+++

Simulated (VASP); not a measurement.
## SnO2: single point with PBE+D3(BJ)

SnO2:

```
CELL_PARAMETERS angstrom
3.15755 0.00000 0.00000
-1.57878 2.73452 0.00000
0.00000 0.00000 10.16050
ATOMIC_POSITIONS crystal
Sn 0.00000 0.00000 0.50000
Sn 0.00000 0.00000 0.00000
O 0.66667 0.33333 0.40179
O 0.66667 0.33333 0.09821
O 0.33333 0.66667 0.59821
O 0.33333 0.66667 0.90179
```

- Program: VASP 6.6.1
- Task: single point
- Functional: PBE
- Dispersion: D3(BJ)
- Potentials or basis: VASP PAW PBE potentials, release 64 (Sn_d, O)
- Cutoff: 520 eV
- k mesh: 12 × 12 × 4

+++

Your response must contain the complete listing, copied without deviation.

Simulated (VASP); not a measurement.
## SnO2: single point with PBE+D3(BJ)

SnO2:

```
CELL_PARAMETERS angstrom
3.15755 0.00000 0.00000
-1.57878 2.73452 0.00000
0.00000 0.00000 10.16050
ATOMIC_POSITIONS crystal
Sn 0.00000 0.00000 0.50000
Sn 0.00000 0.00000 0.00000
O 0.66667 0.33333 0.40179
O 0.66667 0.33333 0.09821
O 0.33333 0.66667 0.59821
O 0.33333 0.66667 0.90179
```

- Program: VASP 6.6.1
- Task: single point
- Functional: PBE
- Dispersion: D3(BJ)
- Potentials or basis: VASP PAW PBE potentials, release 64 (Sn_d, O)
- Cutoff: 520 eV
- k mesh: 12 × 12 × 4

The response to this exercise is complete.